• [TASK ITEM]: Word for word, restate each entry that appears below.

[[ INFORMATION SHOWN, beginning ]]

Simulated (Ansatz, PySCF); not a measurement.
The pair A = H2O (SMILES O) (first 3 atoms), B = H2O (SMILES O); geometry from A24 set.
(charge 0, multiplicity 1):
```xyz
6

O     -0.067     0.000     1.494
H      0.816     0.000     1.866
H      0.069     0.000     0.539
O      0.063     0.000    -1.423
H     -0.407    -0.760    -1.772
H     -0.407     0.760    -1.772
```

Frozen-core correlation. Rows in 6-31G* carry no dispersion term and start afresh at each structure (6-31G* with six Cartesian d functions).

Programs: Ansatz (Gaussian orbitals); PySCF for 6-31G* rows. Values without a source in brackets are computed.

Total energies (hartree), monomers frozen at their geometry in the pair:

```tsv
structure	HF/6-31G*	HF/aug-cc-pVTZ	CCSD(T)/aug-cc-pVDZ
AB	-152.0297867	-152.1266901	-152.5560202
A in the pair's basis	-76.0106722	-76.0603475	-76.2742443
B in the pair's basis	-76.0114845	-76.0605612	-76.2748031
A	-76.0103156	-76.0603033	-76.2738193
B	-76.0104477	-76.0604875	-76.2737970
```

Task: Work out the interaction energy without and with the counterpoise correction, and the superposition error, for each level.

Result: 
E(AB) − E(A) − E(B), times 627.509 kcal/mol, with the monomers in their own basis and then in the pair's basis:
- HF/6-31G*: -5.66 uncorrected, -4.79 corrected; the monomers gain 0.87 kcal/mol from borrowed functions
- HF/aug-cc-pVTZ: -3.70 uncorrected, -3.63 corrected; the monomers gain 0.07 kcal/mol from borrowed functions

[[ INFORMATION SHOWN, end ]]

• [EXERCISE OUTPUT]:
Simulated (Ansatz, PySCF); not a measurement.
The pair A = H2O (SMILES O) (first 3 atoms), B = H2O (SMILES O); geometry from A24 set.
(charge 0, multiplicity 1):
```xyz
6

O     -0.067     0.000     1.494
H      0.816     0.000     1.866
H      0.069     0.000     0.539
O      0.063     0.000    -1.423
H     -0.407    -0.760    -1.772
H     -0.407     0.760    -1.772
```

Frozen-core correlation. Rows in 6-31G* carry no dispersion term and start afresh at each structure (6-31G* with six Cartesian d functions).

Programs: Ansatz (Gaussian orbitals); PySCF for 6-31G* rows. Values without a source in brackets are computed.

Total energies (hartree), monomers frozen at their geometry in the pair:

```tsv
structure	HF/6-31G*	HF/aug-cc-pVTZ	CCSD(T)/aug-cc-pVDZ
AB	-152.0297867	-152.1266901	-152.5560202
A in the pair's basis	-76.0106722	-76.0603475	-76.2742443
B in the pair's basis	-76.0114845	-76.0605612	-76.2748031
A	-76.0103156	-76.0603033	-76.2738193
B	-76.0104477	-76.0604875	-76.2737970
```

Task: Work out the interaction energy without and with the counterpoise correction, and the superposition error, for each level.

Result: 
E(AB) − E(A) − E(B), times 627.509 kcal/mol, with the monomers in their own basis and then in the pair's basis:
- HF/6-31G*: -5.66 uncorrected, -4.79 corrected; the monomers gain 0.87 kcal/mol from borrowed functions
- HF/aug-cc-pVTZ: -3.70 uncorrected, -3.63 corrected; the monomers gain 0.07 kcal/mol from borrowed functions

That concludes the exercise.